-------- Data excerpts

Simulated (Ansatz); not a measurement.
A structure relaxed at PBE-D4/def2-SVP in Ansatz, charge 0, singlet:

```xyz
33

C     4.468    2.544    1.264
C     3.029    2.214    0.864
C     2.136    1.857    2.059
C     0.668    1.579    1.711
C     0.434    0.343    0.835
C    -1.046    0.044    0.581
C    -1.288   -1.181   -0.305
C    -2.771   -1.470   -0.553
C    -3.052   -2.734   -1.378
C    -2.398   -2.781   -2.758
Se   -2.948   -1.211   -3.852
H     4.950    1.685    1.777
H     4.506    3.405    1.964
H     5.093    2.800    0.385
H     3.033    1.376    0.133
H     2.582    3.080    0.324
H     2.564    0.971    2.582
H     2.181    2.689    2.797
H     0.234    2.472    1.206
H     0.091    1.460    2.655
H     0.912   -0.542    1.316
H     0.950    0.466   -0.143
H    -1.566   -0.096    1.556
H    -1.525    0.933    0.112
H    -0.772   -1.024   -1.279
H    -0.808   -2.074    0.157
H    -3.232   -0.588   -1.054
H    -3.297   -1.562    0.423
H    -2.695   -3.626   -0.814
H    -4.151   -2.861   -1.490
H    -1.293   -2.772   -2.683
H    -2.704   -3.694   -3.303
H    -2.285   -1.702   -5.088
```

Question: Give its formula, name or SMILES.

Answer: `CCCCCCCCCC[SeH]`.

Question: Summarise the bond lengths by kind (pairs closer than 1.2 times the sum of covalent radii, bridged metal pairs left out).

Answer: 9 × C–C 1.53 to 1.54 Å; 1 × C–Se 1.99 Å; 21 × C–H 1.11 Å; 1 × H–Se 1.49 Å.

----------------

▶ _Assigned task_
Reproduce the records above exactly.

▶ _Response area_
Simulated (Ansatz); not a measurement.
A structure relaxed at PBE-D4/def2-SVP in Ansatz, charge 0, singlet:

```xyz
33

C     4.468    2.544    1.264
C     3.029    2.214    0.864
C     2.136    1.857    2.059
C     0.668    1.579    1.711
C     0.434    0.343    0.835
C    -1.046    0.044    0.581
C    -1.288   -1.181   -0.305
C    -2.771   -1.470   -0.553
C    -3.052   -2.734   -1.378
C    -2.398   -2.781   -2.758
Se   -2.948   -1.211   -3.852
H     4.950    1.685    1.777
H     4.506    3.405    1.964
H     5.093    2.800    0.385
H     3.033    1.376    0.133
H     2.582    3.080    0.324
H     2.564    0.971    2.582
H     2.181    2.689    2.797
H     0.234    2.472    1.206
H     0.091    1.460    2.655
H     0.912   -0.542    1.316
H     0.950    0.466   -0.143
H    -1.566   -0.096    1.556
H    -1.525    0.933    0.112
H    -0.772   -1.024   -1.279
H    -0.808   -2.074    0.157
H    -3.232   -0.588   -1.054
H    -3.297   -1.562    0.423
H    -2.695   -3.626   -0.814
H    -4.151   -2.861   -1.490
H    -1.293   -2.772   -2.683
H    -2.704   -3.694   -3.303
H    -2.285   -1.702   -5.088
```

Question: Give its formula, name or SMILES.

Answer: `CCCCCCCCCC[SeH]`.

Question: Summarise the bond lengths by kind (pairs closer than 1.2 times the sum of covalent radii, bridged metal pairs left out).

Answer: 9 × C–C 1.53 to 1.54 Å; 1 × C–Se 1.99 Å; 21 × C–H 1.11 Å; 1 × H–Se 1.49 Å.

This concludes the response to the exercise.